Extracted records →
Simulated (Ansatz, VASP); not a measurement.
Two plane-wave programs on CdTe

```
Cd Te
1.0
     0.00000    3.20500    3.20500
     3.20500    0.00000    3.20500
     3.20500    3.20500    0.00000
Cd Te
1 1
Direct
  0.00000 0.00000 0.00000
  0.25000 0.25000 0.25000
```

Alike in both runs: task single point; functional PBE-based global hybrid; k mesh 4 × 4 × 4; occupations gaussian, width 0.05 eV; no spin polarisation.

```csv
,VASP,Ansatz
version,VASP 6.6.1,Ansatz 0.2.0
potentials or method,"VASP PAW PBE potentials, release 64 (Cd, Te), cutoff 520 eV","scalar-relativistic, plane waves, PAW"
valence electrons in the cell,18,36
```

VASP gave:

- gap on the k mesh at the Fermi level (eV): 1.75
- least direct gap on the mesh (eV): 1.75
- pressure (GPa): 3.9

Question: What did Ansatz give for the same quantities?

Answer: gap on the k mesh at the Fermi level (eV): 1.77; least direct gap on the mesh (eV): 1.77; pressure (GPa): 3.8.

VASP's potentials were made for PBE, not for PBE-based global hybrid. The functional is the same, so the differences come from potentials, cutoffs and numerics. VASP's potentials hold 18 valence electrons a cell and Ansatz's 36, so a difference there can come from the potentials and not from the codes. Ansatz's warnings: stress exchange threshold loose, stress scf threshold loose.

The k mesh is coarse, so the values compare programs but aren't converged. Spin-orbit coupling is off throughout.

Assignment → Exactly as written, please transcribe the lines from the start of the records above to the line that holds "VASP's potentials were", both ends included.

Exercise solution →
Simulated (Ansatz, VASP); not a measurement.
Two plane-wave programs on CdTe

```
Cd Te
1.0
     0.00000    3.20500    3.20500
     3.20500    0.00000    3.20500
     3.20500    3.20500    0.00000
Cd Te
1 1
Direct
  0.00000 0.00000 0.00000
  0.25000 0.25000 0.25000
```

Alike in both runs: task single point; functional PBE-based global hybrid; k mesh 4 × 4 × 4; occupations gaussian, width 0.05 eV; no spin polarisation.

```csv
,VASP,Ansatz
version,VASP 6.6.1,Ansatz 0.2.0
potentials or method,"VASP PAW PBE potentials, release 64 (Cd, Te), cutoff 520 eV","scalar-relativistic, plane waves, PAW"
valence electrons in the cell,18,36
```

VASP gave:

- gap on the k mesh at the Fermi level (eV): 1.75
- least direct gap on the mesh (eV): 1.75
- pressure (GPa): 3.9

Question: What did Ansatz give for the same quantities?

Answer: gap on the k mesh at the Fermi level (eV): 1.77; least direct gap on the mesh (eV): 1.77; pressure (GPa): 3.8.

VASP's potentials were made for PBE, not for PBE-based global hybrid. The functional is the same, so the differences come from potentials, cutoffs and numerics. VASP's potentials hold 18 valence electrons a cell and Ansatz's 36, so a difference there can come from the potentials and not from the codes. Ansatz's warnings: stress exchange threshold loose, stress scf threshold loose.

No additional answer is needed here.